BRIEF
After locating "From a short" in the listing below, copy that line and each one after it exactly, ending with the line that has "Structure: MOS inversion".

======== AVAILABLE DATA
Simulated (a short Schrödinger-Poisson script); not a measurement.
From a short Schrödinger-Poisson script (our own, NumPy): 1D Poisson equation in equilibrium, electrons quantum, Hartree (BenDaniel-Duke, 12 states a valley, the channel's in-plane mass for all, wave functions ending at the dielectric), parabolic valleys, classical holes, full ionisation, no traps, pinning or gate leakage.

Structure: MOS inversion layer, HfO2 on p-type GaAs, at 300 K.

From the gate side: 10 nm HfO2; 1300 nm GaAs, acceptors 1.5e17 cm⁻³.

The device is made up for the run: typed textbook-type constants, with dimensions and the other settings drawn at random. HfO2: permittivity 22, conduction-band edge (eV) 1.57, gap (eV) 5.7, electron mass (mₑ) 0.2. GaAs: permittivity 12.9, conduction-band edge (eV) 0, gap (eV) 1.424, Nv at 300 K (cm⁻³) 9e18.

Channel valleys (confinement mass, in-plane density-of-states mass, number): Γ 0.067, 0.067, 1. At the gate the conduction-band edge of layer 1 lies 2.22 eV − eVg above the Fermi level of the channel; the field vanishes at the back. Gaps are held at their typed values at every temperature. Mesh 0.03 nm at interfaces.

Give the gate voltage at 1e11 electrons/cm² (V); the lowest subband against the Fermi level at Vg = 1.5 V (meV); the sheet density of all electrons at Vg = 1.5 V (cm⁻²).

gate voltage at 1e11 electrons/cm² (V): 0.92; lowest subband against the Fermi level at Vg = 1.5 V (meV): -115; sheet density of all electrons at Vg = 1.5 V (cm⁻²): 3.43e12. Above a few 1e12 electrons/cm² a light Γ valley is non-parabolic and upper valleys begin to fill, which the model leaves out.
================

EXERCISE ANSWER
From a short Schrödinger-Poisson script (our own, NumPy): 1D Poisson equation in equilibrium, electrons quantum, Hartree (BenDaniel-Duke, 12 states a valley, the channel's in-plane mass for all, wave functions ending at the dielectric), parabolic valleys, classical holes, full ionisation, no traps, pinning or gate leakage.

Structure: MOS inversion layer, HfO2 on p-type GaAs, at 300 K.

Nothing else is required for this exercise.